Work instruction
Take the listing that follows and copy it precisely.

Input data
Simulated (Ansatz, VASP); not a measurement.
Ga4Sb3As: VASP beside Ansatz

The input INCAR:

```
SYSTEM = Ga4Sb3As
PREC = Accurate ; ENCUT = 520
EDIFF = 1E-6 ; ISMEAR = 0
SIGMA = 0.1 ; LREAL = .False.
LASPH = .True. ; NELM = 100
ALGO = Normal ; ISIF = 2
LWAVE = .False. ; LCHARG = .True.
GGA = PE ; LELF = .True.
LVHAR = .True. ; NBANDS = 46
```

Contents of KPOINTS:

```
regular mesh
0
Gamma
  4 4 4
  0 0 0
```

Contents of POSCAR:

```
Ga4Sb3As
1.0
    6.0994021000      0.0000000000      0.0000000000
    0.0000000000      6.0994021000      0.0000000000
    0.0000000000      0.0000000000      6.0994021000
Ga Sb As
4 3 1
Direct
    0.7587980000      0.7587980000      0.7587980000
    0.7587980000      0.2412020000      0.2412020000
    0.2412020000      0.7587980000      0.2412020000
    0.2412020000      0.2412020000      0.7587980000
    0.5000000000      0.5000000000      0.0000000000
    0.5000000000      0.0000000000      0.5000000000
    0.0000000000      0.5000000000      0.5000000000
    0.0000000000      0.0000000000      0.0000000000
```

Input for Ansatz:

Answer box
Simulated (Ansatz, VASP); not a measurement.
Ga4Sb3As: VASP beside Ansatz

The input INCAR:

```
SYSTEM = Ga4Sb3As
PREC = Accurate ; ENCUT = 520
EDIFF = 1E-6 ; ISMEAR = 0
SIGMA = 0.1 ; LREAL = .False.
LASPH = .True. ; NELM = 100
ALGO = Normal ; ISIF = 2
LWAVE = .False. ; LCHARG = .True.
GGA = PE ; LELF = .True.
LVHAR = .True. ; NBANDS = 46
```

Contents of KPOINTS:

```
regular mesh
0
Gamma
  4 4 4
  0 0 0
```

Contents of POSCAR:

```
Ga4Sb3As
1.0
    6.0994021000      0.0000000000      0.0000000000
    0.0000000000      6.0994021000      0.0000000000
    0.0000000000      0.0000000000      6.0994021000
Ga Sb As
4 3 1
Direct
    0.7587980000      0.7587980000      0.7587980000
    0.7587980000      0.2412020000      0.2412020000
    0.2412020000      0.7587980000      0.2412020000
    0.2412020000      0.2412020000      0.7587980000
    0.5000000000      0.5000000000      0.0000000000
    0.5000000000      0.0000000000      0.5000000000
    0.0000000000      0.5000000000      0.5000000000
    0.0000000000      0.0000000000      0.0000000000
```

Input for Ansatz:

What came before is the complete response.